= Beginning of Section =

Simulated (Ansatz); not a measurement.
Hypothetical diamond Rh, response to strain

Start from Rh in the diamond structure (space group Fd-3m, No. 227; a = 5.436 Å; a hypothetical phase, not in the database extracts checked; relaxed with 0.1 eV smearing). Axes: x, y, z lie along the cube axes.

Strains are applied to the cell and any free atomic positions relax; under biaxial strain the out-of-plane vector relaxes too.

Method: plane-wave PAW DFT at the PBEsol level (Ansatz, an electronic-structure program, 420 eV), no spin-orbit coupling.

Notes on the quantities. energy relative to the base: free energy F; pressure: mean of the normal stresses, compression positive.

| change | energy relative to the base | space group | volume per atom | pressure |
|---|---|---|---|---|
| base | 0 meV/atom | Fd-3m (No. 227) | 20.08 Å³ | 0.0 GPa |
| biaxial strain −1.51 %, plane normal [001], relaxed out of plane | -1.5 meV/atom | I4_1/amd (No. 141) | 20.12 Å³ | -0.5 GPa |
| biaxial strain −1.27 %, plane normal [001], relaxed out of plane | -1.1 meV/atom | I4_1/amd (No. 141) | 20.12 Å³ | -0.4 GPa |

= End of Section =

Give the data again, unchanged in every line.

• _EXERCISE RESPONSE_
Simulated (Ansatz); not a measurement.
Hypothetical diamond Rh, response to strain

Start from Rh in the diamond structure (space group Fd-3m, No. 227; a = 5.436 Å; a hypothetical phase, not in the database extracts checked; relaxed with 0.1 eV smearing). Axes: x, y, z lie along the cube axes.

Strains are applied to the cell and any free atomic positions relax; under biaxial strain the out-of-plane vector relaxes too.

Method: plane-wave PAW DFT at the PBEsol level (Ansatz, an electronic-structure program, 420 eV), no spin-orbit coupling.

Notes on the quantities. energy relative to the base: free energy F; pressure: mean of the normal stresses, compression positive.

| change | energy relative to the base | space group | volume per atom | pressure |
|---|---|---|---|---|
| base | 0 meV/atom | Fd-3m (No. 227) | 20.08 Å³ | 0.0 GPa |
| biaxial strain −1.51 %, plane normal [001], relaxed out of plane | -1.5 meV/atom | I4_1/amd (No. 141) | 20.12 Å³ | -0.5 GPa |
| biaxial strain −1.27 %, plane normal [001], relaxed out of plane | -1.1 meV/atom | I4_1/amd (No. 141) | 20.12 Å³ | -0.4 GPa |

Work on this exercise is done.